+===+

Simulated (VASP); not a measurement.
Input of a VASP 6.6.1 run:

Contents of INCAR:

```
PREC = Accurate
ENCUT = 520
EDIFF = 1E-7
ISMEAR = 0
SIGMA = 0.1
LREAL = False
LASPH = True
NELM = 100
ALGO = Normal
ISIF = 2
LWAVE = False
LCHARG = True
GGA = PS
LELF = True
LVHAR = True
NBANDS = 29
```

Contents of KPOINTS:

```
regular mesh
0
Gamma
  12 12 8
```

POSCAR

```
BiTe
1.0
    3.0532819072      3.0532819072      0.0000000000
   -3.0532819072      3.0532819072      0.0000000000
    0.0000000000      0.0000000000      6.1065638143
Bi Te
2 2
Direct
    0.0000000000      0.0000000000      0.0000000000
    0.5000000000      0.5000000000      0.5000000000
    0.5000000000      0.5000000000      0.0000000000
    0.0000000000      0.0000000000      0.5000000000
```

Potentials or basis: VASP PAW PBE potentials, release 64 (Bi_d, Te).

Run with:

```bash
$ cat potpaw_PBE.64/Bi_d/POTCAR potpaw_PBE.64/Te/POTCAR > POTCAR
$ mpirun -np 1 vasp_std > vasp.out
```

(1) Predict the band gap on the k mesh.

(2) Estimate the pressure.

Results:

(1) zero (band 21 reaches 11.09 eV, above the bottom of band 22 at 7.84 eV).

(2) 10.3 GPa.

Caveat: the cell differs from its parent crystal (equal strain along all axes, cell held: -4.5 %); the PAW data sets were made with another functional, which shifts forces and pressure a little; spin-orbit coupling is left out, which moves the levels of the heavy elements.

+===+

Task item — Give back exactly the lines above starting at the line where "(1) zero (band" appears and ending at the line where "(2) 10.3 GPa." appears, both included, with no other lines.

Written solution —
(1) zero (band 21 reaches 11.09 eV, above the bottom of band 22 at 7.84 eV).

(2) 10.3 GPa.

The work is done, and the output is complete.